§ Assignment:
A verbatim transcript of the lines below, starting at the first and ending with the one that holds "This is a report", is what should be produced.

-=-=-=-=-

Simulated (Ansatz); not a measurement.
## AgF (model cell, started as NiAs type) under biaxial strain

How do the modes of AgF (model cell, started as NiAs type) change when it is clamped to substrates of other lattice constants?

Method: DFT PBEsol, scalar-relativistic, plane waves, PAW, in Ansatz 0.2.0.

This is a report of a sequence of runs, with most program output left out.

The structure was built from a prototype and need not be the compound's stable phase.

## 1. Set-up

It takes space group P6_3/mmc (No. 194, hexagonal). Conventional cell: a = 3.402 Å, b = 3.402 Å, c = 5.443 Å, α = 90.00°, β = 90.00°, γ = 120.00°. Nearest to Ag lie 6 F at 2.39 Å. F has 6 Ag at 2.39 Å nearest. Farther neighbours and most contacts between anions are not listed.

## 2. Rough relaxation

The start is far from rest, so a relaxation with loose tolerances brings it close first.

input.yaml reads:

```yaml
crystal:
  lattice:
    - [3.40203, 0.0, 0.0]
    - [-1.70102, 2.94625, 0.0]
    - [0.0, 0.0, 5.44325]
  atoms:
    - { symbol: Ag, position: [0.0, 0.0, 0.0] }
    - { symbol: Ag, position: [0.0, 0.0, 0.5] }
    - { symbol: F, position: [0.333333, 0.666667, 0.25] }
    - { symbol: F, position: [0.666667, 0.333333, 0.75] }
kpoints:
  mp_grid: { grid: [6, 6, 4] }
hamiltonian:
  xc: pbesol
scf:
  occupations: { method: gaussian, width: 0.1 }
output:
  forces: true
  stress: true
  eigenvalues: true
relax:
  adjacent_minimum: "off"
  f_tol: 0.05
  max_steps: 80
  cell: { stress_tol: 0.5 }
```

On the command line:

-=-=-=-=-

§ Exercise answer:
Simulated (Ansatz); not a measurement.
## AgF (model cell, started as NiAs type) under biaxial strain

How do the modes of AgF (model cell, started as NiAs type) change when it is clamped to substrates of other lattice constants?

Method: DFT PBEsol, scalar-relativistic, plane waves, PAW, in Ansatz 0.2.0.

This is a report of a sequence of runs, with most program output left out.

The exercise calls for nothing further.